= Assignment =
Please repeat every entry, keeping each one exactly the same.

==================================================

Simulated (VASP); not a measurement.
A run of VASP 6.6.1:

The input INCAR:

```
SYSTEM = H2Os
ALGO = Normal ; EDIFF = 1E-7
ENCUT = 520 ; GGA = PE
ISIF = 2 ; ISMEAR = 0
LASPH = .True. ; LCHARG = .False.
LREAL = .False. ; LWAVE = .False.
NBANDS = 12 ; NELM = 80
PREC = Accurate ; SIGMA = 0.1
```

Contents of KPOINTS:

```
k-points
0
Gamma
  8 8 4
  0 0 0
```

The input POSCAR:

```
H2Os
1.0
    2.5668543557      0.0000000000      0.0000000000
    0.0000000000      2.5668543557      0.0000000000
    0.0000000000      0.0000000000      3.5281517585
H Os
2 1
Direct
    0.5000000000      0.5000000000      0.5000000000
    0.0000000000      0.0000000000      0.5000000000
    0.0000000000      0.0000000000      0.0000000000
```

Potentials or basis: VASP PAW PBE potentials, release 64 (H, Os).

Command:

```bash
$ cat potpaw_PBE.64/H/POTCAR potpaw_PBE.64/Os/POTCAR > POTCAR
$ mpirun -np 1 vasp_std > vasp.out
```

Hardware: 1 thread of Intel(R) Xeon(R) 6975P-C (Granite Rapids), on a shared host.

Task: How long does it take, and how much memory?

==================================================

= Answer section =
Simulated (VASP); not a measurement.
A run of VASP 6.6.1:

The input INCAR:

```
SYSTEM = H2Os
ALGO = Normal ; EDIFF = 1E-7
ENCUT = 520 ; GGA = PE
ISIF = 2 ; ISMEAR = 0
LASPH = .True. ; LCHARG = .False.
LREAL = .False. ; LWAVE = .False.
NBANDS = 12 ; NELM = 80
PREC = Accurate ; SIGMA = 0.1
```

Contents of KPOINTS:

```
k-points
0
Gamma
  8 8 4
  0 0 0
```

The input POSCAR:

```
H2Os
1.0
    2.5668543557      0.0000000000      0.0000000000
    0.0000000000      2.5668543557      0.0000000000
    0.0000000000      0.0000000000      3.5281517585
H Os
2 1
Direct
    0.5000000000      0.5000000000      0.5000000000
    0.0000000000      0.0000000000      0.5000000000
    0.0000000000      0.0000000000      0.0000000000
```

Potentials or basis: VASP PAW PBE potentials, release 64 (H, Os).

Command:

```bash
$ cat potpaw_PBE.64/H/POTCAR potpaw_PBE.64/Os/POTCAR > POTCAR
$ mpirun -np 1 vasp_std > vasp.out
```

Hardware: 1 thread of Intel(R) Xeon(R) 6975P-C (Granite Rapids), on a shared host.

Task: How long does it take, and how much memory?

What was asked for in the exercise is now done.